• • • • • • •

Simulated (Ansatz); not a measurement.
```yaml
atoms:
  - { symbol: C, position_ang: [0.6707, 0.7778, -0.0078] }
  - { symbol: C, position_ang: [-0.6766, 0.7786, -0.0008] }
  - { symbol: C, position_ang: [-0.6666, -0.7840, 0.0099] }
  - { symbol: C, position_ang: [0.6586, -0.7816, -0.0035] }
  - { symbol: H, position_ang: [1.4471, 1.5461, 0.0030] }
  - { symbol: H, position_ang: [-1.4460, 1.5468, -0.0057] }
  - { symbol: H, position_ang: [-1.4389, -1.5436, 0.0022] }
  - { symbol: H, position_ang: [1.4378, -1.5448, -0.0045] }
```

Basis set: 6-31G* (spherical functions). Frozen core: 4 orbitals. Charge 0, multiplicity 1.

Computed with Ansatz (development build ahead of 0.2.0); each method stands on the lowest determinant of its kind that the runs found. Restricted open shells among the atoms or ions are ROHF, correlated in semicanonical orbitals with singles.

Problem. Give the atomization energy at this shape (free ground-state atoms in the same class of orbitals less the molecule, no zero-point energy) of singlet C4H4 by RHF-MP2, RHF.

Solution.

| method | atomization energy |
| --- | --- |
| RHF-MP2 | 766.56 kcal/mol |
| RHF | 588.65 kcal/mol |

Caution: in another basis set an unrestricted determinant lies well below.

• • • • • • •

Activity |
Line by line, copy the entries above exactly as they appear.

Reply |
Simulated (Ansatz); not a measurement.
```yaml
atoms:
  - { symbol: C, position_ang: [0.6707, 0.7778, -0.0078] }
  - { symbol: C, position_ang: [-0.6766, 0.7786, -0.0008] }
  - { symbol: C, position_ang: [-0.6666, -0.7840, 0.0099] }
  - { symbol: C, position_ang: [0.6586, -0.7816, -0.0035] }
  - { symbol: H, position_ang: [1.4471, 1.5461, 0.0030] }
  - { symbol: H, position_ang: [-1.4460, 1.5468, -0.0057] }
  - { symbol: H, position_ang: [-1.4389, -1.5436, 0.0022] }
  - { symbol: H, position_ang: [1.4378, -1.5448, -0.0045] }
```

Basis set: 6-31G* (spherical functions). Frozen core: 4 orbitals. Charge 0, multiplicity 1.

Computed with Ansatz (development build ahead of 0.2.0); each method stands on the lowest determinant of its kind that the runs found. Restricted open shells among the atoms or ions are ROHF, correlated in semicanonical orbitals with singles.

Problem. Give the atomization energy at this shape (free ground-state atoms in the same class of orbitals less the molecule, no zero-point energy) of singlet C4H4 by RHF-MP2, RHF.

Solution.

| method | atomization energy |
| --- | --- |
| RHF-MP2 | 766.56 kcal/mol |
| RHF | 588.65 kcal/mol |

Caution: in another basis set an unrestricted determinant lies well below.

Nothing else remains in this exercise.